> [BRIEF]:
An exact transcription of the lines below, from the first through the one containing "2.30 | 0.53 |", is the only output wanted.

___ RECORDS SUPPLIED
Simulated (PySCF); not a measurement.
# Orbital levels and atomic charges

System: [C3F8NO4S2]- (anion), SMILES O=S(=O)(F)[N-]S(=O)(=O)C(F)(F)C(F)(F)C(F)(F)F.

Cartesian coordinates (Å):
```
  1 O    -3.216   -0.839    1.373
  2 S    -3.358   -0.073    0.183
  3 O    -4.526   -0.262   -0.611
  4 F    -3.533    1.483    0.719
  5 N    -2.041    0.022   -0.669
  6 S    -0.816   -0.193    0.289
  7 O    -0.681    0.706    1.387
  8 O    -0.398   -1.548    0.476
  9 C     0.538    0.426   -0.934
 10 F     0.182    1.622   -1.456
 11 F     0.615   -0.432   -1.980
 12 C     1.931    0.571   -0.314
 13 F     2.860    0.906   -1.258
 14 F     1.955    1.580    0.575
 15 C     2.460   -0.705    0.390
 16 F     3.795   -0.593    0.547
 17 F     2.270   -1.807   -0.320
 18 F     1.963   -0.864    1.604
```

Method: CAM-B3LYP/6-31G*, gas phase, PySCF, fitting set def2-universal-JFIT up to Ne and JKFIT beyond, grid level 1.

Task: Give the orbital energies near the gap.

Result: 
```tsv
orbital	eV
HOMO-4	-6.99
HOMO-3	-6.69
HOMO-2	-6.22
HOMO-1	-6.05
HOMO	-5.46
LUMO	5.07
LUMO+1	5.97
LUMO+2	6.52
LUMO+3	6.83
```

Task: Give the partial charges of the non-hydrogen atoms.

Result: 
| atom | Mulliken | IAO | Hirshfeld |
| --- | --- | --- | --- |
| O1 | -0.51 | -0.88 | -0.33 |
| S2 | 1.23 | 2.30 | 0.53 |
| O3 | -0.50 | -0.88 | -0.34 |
______

> [WRITTEN REPLY]:
Simulated (PySCF); not a measurement.
# Orbital levels and atomic charges

System: [C3F8NO4S2]- (anion), SMILES O=S(=O)(F)[N-]S(=O)(=O)C(F)(F)C(F)(F)C(F)(F)F.

Cartesian coordinates (Å):
```
  1 O    -3.216   -0.839    1.373
  2 S    -3.358   -0.073    0.183
  3 O    -4.526   -0.262   -0.611
  4 F    -3.533    1.483    0.719
  5 N    -2.041    0.022   -0.669
  6 S    -0.816   -0.193    0.289
  7 O    -0.681    0.706    1.387
  8 O    -0.398   -1.548    0.476
  9 C     0.538    0.426   -0.934
 10 F     0.182    1.622   -1.456
 11 F     0.615   -0.432   -1.980
 12 C     1.931    0.571   -0.314
 13 F     2.860    0.906   -1.258
 14 F     1.955    1.580    0.575
 15 C     2.460   -0.705    0.390
 16 F     3.795   -0.593    0.547
 17 F     2.270   -1.807   -0.320
 18 F     1.963   -0.864    1.604
```

Method: CAM-B3LYP/6-31G*, gas phase, PySCF, fitting set def2-universal-JFIT up to Ne and JKFIT beyond, grid level 1.

Task: Give the orbital energies near the gap.

Result: 
```tsv
orbital	eV
HOMO-4	-6.99
HOMO-3	-6.69
HOMO-2	-6.22
HOMO-1	-6.05
HOMO	-5.46
LUMO	5.07
LUMO+1	5.97
LUMO+2	6.52
LUMO+3	6.83
```

Task: Give the partial charges of the non-hydrogen atoms.

Result: 
| atom | Mulliken | IAO | Hirshfeld |
| --- | --- | --- | --- |
| O1 | -0.51 | -0.88 | -0.33 |
| S2 | 1.23 | 2.30 | 0.53 |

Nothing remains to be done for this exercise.